········

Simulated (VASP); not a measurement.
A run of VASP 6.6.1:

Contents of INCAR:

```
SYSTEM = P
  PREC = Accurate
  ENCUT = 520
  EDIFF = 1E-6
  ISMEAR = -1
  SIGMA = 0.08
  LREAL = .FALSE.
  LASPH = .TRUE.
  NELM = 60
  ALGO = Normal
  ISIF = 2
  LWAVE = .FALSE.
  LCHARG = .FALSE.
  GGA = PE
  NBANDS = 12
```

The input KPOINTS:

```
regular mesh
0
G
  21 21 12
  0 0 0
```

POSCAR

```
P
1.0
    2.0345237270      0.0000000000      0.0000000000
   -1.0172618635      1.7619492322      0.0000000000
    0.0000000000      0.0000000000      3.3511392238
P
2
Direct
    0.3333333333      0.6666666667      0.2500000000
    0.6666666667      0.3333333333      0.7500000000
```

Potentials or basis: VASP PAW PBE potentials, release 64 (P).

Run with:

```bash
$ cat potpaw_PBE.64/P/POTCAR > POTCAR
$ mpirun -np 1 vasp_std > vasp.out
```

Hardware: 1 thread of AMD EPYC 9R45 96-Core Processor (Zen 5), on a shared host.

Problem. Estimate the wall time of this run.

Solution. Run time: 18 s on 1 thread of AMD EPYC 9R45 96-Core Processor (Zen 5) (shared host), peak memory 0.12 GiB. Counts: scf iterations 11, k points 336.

········

▶ [ACTIVITY] Word for word, restate the lines above.

▶ [TASK ANSWER]
Simulated (VASP); not a measurement.
A run of VASP 6.6.1:

Contents of INCAR:

```
SYSTEM = P
  PREC = Accurate
  ENCUT = 520
  EDIFF = 1E-6
  ISMEAR = -1
  SIGMA = 0.08
  LREAL = .FALSE.
  LASPH = .TRUE.
  NELM = 60
  ALGO = Normal
  ISIF = 2
  LWAVE = .FALSE.
  LCHARG = .FALSE.
  GGA = PE
  NBANDS = 12
```

The input KPOINTS:

```
regular mesh
0
G
  21 21 12
  0 0 0
```

POSCAR

```
P
1.0
    2.0345237270      0.0000000000      0.0000000000
   -1.0172618635      1.7619492322      0.0000000000
    0.0000000000      0.0000000000      3.3511392238
P
2
Direct
    0.3333333333      0.6666666667      0.2500000000
    0.6666666667      0.3333333333      0.7500000000
```

Potentials or basis: VASP PAW PBE potentials, release 64 (P).

Run with:

```bash
$ cat potpaw_PBE.64/P/POTCAR > POTCAR
$ mpirun -np 1 vasp_std > vasp.out
```

Hardware: 1 thread of AMD EPYC 9R45 96-Core Processor (Zen 5), on a shared host.

Problem. Estimate the wall time of this run.

Solution. Run time: 18 s on 1 thread of AMD EPYC 9R45 96-Core Processor (Zen 5) (shared host), peak memory 0.12 GiB. Counts: scf iterations 11, k points 336.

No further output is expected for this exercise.